-- WORK REQUEST --
Set down word for word each line from the start of the listing through the line that contains "Potentials or basis: VASP", both included.

-- DATA FOR ANALYSIS --
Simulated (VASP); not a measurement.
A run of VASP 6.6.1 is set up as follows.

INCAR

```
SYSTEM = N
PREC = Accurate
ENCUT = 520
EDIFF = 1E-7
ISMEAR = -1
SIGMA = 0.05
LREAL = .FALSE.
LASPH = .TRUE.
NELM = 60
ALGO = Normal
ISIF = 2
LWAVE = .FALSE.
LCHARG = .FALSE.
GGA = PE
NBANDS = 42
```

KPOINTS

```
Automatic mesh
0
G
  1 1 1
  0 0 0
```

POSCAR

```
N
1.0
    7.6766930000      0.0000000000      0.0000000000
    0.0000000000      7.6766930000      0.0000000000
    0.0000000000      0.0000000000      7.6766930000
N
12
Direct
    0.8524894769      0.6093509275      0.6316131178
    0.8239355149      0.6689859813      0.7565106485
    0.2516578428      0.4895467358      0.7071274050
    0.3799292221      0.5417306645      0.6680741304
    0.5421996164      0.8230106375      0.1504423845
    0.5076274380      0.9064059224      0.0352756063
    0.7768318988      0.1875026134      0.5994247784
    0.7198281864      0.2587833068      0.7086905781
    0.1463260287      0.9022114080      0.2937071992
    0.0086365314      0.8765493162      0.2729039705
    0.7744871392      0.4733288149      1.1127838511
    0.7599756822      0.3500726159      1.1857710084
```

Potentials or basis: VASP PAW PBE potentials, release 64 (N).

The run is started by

-- EXERCISE ANSWER --
Simulated (VASP); not a measurement.
A run of VASP 6.6.1 is set up as follows.

INCAR

```
SYSTEM = N
PREC = Accurate
ENCUT = 520
EDIFF = 1E-7
ISMEAR = -1
SIGMA = 0.05
LREAL = .FALSE.
LASPH = .TRUE.
NELM = 60
ALGO = Normal
ISIF = 2
LWAVE = .FALSE.
LCHARG = .FALSE.
GGA = PE
NBANDS = 42
```

KPOINTS

```
Automatic mesh
0
G
  1 1 1
  0 0 0
```

POSCAR

```
N
1.0
    7.6766930000      0.0000000000      0.0000000000
    0.0000000000      7.6766930000      0.0000000000
    0.0000000000      0.0000000000      7.6766930000
N
12
Direct
    0.8524894769      0.6093509275      0.6316131178
    0.8239355149      0.6689859813      0.7565106485
    0.2516578428      0.4895467358      0.7071274050
    0.3799292221      0.5417306645      0.6680741304
    0.5421996164      0.8230106375      0.1504423845
    0.5076274380      0.9064059224      0.0352756063
    0.7768318988      0.1875026134      0.5994247784
    0.7198281864      0.2587833068      0.7086905781
    0.1463260287      0.9022114080      0.2937071992
    0.0086365314      0.8765493162      0.2729039705
    0.7744871392      0.4733288149      1.1127838511
    0.7599756822      0.3500726159      1.1857710084
```

Potentials or basis: VASP PAW PBE potentials, release 64 (N).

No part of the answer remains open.